# Information shown
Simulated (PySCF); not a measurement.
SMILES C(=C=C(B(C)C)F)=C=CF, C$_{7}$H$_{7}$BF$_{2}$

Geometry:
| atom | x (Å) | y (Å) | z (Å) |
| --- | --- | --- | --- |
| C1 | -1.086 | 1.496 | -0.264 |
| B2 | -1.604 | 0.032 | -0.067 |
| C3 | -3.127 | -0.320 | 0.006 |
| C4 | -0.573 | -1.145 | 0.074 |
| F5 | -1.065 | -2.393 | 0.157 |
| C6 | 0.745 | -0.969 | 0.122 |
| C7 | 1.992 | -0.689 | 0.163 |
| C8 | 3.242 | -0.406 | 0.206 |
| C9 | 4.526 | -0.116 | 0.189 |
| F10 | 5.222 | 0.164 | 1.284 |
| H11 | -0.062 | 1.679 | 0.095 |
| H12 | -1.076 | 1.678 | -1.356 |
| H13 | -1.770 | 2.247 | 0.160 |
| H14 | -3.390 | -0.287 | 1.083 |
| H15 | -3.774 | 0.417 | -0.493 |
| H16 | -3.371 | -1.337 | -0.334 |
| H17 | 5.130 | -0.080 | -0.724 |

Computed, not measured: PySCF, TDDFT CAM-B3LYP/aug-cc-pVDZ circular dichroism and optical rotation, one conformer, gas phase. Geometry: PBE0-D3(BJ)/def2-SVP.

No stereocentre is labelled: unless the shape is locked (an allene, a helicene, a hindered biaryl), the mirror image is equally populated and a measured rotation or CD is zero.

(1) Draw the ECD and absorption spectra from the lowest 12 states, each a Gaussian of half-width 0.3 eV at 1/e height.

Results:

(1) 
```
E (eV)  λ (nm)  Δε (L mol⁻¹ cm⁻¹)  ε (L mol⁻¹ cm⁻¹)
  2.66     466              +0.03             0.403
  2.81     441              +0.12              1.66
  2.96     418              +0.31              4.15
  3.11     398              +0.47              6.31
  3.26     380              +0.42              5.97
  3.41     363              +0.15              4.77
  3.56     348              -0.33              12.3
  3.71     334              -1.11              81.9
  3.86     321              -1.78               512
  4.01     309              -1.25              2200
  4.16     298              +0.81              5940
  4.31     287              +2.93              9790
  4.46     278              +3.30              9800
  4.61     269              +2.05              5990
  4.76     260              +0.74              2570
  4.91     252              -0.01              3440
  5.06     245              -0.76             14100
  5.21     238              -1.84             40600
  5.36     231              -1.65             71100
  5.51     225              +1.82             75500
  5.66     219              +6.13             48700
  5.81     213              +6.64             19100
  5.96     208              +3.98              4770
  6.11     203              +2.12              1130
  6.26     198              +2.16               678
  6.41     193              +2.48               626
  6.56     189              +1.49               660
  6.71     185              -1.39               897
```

# Work task
From the line holding "Computed, not measured: PySCF, TDDFT" to the line holding "No stereocentre is", inclusive, restate each line above exactly as written.

# Expected answer
Computed, not measured: PySCF, TDDFT CAM-B3LYP/aug-cc-pVDZ circular dichroism and optical rotation, one conformer, gas phase. Geometry: PBE0-D3(BJ)/def2-SVP.

No stereocentre is labelled: unless the shape is locked (an allene, a helicene, a hindered biaryl), the mirror image is equally populated and a measured rotation or CD is zero.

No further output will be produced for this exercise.